# BRIEF
Starting at the top of the records, output every line through the one that contains "## (2) Relaxation", keeping each exactly as it appears.

# STORED DATA
┄┄┄┄┄┄
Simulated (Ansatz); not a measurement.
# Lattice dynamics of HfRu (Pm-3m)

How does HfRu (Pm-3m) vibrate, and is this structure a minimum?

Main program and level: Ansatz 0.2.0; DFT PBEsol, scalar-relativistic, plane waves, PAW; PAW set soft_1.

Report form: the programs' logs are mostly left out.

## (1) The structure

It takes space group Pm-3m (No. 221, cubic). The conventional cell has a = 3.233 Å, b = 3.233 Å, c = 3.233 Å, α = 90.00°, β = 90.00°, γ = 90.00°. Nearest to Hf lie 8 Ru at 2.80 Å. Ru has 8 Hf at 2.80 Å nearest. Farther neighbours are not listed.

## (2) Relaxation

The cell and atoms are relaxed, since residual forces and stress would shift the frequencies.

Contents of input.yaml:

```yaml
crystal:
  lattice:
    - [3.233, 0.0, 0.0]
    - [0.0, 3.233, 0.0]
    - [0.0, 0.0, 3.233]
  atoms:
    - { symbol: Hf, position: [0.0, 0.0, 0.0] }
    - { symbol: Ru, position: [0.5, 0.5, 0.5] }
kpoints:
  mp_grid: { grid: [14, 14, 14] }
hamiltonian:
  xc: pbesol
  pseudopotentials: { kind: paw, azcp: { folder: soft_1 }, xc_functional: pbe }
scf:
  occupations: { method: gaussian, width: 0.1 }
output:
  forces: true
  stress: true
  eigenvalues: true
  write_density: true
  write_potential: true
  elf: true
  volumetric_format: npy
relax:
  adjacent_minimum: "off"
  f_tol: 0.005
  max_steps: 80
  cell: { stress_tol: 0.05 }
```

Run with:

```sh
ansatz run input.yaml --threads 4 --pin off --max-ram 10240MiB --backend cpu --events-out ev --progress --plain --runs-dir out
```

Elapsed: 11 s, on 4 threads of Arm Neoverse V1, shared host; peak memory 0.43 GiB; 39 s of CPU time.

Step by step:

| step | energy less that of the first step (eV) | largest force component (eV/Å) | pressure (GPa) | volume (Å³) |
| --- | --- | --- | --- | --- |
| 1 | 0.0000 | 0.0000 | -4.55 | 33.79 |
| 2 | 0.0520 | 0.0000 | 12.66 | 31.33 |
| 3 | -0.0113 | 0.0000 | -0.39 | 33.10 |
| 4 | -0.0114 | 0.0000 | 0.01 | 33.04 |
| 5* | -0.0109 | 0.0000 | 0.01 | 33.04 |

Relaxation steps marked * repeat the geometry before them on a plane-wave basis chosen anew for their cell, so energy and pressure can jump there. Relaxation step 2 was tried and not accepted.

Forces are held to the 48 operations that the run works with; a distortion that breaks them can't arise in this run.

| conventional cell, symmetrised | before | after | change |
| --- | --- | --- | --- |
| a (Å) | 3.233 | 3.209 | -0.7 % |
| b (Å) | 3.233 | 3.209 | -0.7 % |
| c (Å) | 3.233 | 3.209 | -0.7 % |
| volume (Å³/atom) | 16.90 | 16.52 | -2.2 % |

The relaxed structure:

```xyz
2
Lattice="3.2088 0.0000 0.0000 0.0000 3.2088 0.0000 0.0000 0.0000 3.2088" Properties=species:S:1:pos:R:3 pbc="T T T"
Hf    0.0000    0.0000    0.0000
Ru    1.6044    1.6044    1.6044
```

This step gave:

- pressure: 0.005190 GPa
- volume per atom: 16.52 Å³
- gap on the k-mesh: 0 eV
┄┄┄┄┄┄

# YOUR SOLUTION
Simulated (Ansatz); not a measurement.
# Lattice dynamics of HfRu (Pm-3m)

How does HfRu (Pm-3m) vibrate, and is this structure a minimum?

Main program and level: Ansatz 0.2.0; DFT PBEsol, scalar-relativistic, plane waves, PAW; PAW set soft_1.

Report form: the programs' logs are mostly left out.

## (1) The structure

It takes space group Pm-3m (No. 221, cubic). The conventional cell has a = 3.233 Å, b = 3.233 Å, c = 3.233 Å, α = 90.00°, β = 90.00°, γ = 90.00°. Nearest to Hf lie 8 Ru at 2.80 Å. Ru has 8 Hf at 2.80 Å nearest. Farther neighbours are not listed.

## (2) Relaxation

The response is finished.